Please transcribe the data that follows exactly, from its first line through the line that contains "Run time: 22".

### [Given records]
+ + + +

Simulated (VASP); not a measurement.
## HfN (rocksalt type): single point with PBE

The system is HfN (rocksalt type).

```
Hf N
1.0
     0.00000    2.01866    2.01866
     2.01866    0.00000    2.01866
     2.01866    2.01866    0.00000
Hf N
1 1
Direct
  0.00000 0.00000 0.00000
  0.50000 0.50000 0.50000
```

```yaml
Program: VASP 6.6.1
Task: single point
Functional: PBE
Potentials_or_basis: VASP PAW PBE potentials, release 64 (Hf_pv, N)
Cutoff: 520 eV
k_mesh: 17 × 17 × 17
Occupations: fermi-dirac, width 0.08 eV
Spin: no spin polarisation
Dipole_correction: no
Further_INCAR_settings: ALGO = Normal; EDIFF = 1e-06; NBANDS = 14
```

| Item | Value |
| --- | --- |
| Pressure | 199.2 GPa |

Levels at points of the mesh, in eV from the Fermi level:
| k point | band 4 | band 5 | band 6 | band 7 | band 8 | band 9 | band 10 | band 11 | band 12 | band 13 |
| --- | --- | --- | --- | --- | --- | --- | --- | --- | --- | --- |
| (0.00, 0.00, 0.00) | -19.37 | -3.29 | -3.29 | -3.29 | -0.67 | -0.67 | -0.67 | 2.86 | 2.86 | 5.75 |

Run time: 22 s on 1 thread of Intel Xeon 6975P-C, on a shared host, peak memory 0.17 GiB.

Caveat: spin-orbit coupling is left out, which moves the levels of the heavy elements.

+ + + +

### [Written response]
Simulated (VASP); not a measurement.
## HfN (rocksalt type): single point with PBE

The system is HfN (rocksalt type).

```
Hf N
1.0
     0.00000    2.01866    2.01866
     2.01866    0.00000    2.01866
     2.01866    2.01866    0.00000
Hf N
1 1
Direct
  0.00000 0.00000 0.00000
  0.50000 0.50000 0.50000
```

```yaml
Program: VASP 6.6.1
Task: single point
Functional: PBE
Potentials_or_basis: VASP PAW PBE potentials, release 64 (Hf_pv, N)
Cutoff: 520 eV
k_mesh: 17 × 17 × 17
Occupations: fermi-dirac, width 0.08 eV
Spin: no spin polarisation
Dipole_correction: no
Further_INCAR_settings: ALGO = Normal; EDIFF = 1e-06; NBANDS = 14
```

| Item | Value |
| --- | --- |
| Pressure | 199.2 GPa |

Levels at points of the mesh, in eV from the Fermi level:
| k point | band 4 | band 5 | band 6 | band 7 | band 8 | band 9 | band 10 | band 11 | band 12 | band 13 |
| --- | --- | --- | --- | --- | --- | --- | --- | --- | --- | --- |
| (0.00, 0.00, 0.00) | -19.37 | -3.29 | -3.29 | -3.29 | -0.67 | -0.67 | -0.67 | 2.86 | 2.86 | 5.75 |

Run time: 22 s on 1 thread of Intel Xeon 6975P-C, on a shared host, peak memory 0.17 GiB.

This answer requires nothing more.